▸ **Data listing**:
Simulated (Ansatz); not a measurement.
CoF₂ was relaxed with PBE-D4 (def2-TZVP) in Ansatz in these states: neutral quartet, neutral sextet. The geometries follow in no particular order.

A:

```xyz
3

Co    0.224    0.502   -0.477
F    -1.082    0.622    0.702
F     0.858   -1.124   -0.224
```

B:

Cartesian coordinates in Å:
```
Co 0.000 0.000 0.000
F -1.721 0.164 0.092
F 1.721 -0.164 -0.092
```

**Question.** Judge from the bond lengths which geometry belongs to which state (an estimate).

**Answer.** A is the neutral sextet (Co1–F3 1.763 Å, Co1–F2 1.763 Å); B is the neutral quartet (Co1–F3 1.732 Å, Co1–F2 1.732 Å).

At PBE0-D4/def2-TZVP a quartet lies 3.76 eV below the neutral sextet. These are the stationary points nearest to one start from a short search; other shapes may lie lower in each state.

▸ **Requirement**: The material is to be written out again in full, with no word altered.

▸ **Answer space**:
Simulated (Ansatz); not a measurement.
CoF₂ was relaxed with PBE-D4 (def2-TZVP) in Ansatz in these states: neutral quartet, neutral sextet. The geometries follow in no particular order.

A:

```xyz
3

Co    0.224    0.502   -0.477
F    -1.082    0.622    0.702
F     0.858   -1.124   -0.224
```

B:

Cartesian coordinates in Å:
```
Co 0.000 0.000 0.000
F -1.721 0.164 0.092
F 1.721 -0.164 -0.092
```

**Question.** Judge from the bond lengths which geometry belongs to which state (an estimate).

**Answer.** A is the neutral sextet (Co1–F3 1.763 Å, Co1–F2 1.763 Å); B is the neutral quartet (Co1–F3 1.732 Å, Co1–F2 1.732 Å).

At PBE0-D4/def2-TZVP a quartet lies 3.76 eV below the neutral sextet. These are the stationary points nearest to one start from a short search; other shapes may lie lower in each state.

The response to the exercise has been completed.